------------------------------------------------------------

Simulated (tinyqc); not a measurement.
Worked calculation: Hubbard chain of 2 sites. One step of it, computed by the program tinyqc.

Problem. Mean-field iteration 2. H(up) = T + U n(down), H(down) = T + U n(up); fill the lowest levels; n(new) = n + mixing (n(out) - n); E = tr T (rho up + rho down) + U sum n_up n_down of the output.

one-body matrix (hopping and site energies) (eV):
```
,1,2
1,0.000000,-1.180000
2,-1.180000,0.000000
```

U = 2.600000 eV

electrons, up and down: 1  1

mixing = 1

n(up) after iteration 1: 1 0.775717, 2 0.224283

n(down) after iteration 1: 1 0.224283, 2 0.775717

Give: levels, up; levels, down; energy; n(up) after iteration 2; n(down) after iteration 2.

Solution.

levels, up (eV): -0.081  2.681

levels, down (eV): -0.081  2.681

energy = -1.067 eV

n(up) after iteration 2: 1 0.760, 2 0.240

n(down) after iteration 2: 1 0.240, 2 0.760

------------------------------------------------------------

● **REQUIREMENT**: Out of the data above, transcribe exactly and only the lines starting with the line that has "Worked calculation: Hubbard" and going on through the line that has "n(up) after iteration 2: 1 0.760, 2 0.240", both included.

● **WRITTEN REPLY**:
Worked calculation: Hubbard chain of 2 sites. One step of it, computed by the program tinyqc.

Problem. Mean-field iteration 2. H(up) = T + U n(down), H(down) = T + U n(up); fill the lowest levels; n(new) = n + mixing (n(out) - n); E = tr T (rho up + rho down) + U sum n_up n_down of the output.

one-body matrix (hopping and site energies) (eV):
```
,1,2
1,0.000000,-1.180000
2,-1.180000,0.000000
```

U = 2.600000 eV

electrons, up and down: 1  1

mixing = 1

n(up) after iteration 1: 1 0.775717, 2 0.224283

n(down) after iteration 1: 1 0.224283, 2 0.775717

Give: levels, up; levels, down; energy; n(up) after iteration 2; n(down) after iteration 2.

Solution.

levels, up (eV): -0.081  2.681

levels, down (eV): -0.081  2.681

energy = -1.067 eV

n(up) after iteration 2: 1 0.760, 2 0.240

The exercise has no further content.